Action item —
All lines below are to be transcribed exactly.

The data —
--------------------

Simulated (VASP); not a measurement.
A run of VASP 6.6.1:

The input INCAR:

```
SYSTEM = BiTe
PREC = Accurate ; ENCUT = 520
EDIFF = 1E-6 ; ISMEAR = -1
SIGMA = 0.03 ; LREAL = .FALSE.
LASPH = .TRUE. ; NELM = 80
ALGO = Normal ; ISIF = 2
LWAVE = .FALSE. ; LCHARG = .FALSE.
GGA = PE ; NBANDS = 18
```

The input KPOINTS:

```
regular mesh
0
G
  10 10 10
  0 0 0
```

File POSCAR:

--------------------

Written answer —
Simulated (VASP); not a measurement.
A run of VASP 6.6.1:

The input INCAR:

```
SYSTEM = BiTe
PREC = Accurate ; ENCUT = 520
EDIFF = 1E-6 ; ISMEAR = -1
SIGMA = 0.03 ; LREAL = .FALSE.
LASPH = .TRUE. ; NELM = 80
ALGO = Normal ; ISIF = 2
LWAVE = .FALSE. ; LCHARG = .FALSE.
GGA = PE ; NBANDS = 18
```

The input KPOINTS:

```
regular mesh
0
G
  10 10 10
  0 0 0
```

File POSCAR:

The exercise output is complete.